□ □ □

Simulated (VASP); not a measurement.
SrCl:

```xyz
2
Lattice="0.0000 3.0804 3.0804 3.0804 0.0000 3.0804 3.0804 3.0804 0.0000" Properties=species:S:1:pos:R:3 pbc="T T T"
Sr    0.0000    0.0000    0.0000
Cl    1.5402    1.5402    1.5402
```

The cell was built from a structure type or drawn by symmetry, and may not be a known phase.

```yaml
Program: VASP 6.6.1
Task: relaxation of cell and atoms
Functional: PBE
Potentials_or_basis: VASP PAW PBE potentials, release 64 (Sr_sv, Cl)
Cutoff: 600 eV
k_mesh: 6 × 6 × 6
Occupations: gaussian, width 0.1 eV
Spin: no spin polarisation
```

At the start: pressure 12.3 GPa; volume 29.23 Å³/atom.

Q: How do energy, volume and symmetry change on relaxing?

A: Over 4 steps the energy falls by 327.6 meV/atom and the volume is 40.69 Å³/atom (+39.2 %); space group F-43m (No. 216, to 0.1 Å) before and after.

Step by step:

□ □ □

Task item
Given the records above, return exactly the lines starting at the line containing "The cell was" and ending at the line containing "A: Over 4 steps", including both.

Your response
The cell was built from a structure type or drawn by symmetry, and may not be a known phase.

```yaml
Program: VASP 6.6.1
Task: relaxation of cell and atoms
Functional: PBE
Potentials_or_basis: VASP PAW PBE potentials, release 64 (Sr_sv, Cl)
Cutoff: 600 eV
k_mesh: 6 × 6 × 6
Occupations: gaussian, width 0.1 eV
Spin: no spin polarisation
```

At the start: pressure 12.3 GPa; volume 29.23 Å³/atom.

Q: How do energy, volume and symmetry change on relaxing?

A: Over 4 steps the energy falls by 327.6 meV/atom and the volume is 40.69 Å³/atom (+39.2 %); space group F-43m (No. 216, to 0.1 Å) before and after.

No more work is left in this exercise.